RECORDS PROVIDED START
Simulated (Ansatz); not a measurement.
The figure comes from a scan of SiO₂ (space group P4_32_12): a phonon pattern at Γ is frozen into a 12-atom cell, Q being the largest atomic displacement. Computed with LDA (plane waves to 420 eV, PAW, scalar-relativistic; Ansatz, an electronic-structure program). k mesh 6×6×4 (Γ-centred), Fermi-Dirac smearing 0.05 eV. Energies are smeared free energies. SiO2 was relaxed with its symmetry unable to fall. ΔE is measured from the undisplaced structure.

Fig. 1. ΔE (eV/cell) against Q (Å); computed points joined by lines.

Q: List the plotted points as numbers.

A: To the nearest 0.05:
RECORDS PROVIDED END

### REQUIRED ACTION
All of the data must be returned exactly.

### ANSWER SECTION
Simulated (Ansatz); not a measurement.
The figure comes from a scan of SiO₂ (space group P4_32_12): a phonon pattern at Γ is frozen into a 12-atom cell, Q being the largest atomic displacement. Computed with LDA (plane waves to 420 eV, PAW, scalar-relativistic; Ansatz, an electronic-structure program). k mesh 6×6×4 (Γ-centred), Fermi-Dirac smearing 0.05 eV. Energies are smeared free energies. SiO2 was relaxed with its symmetry unable to fall. ΔE is measured from the undisplaced structure.

Fig. 1. ΔE (eV/cell) against Q (Å); computed points joined by lines.

Q: List the plotted points as numbers.

A: To the nearest 0.05:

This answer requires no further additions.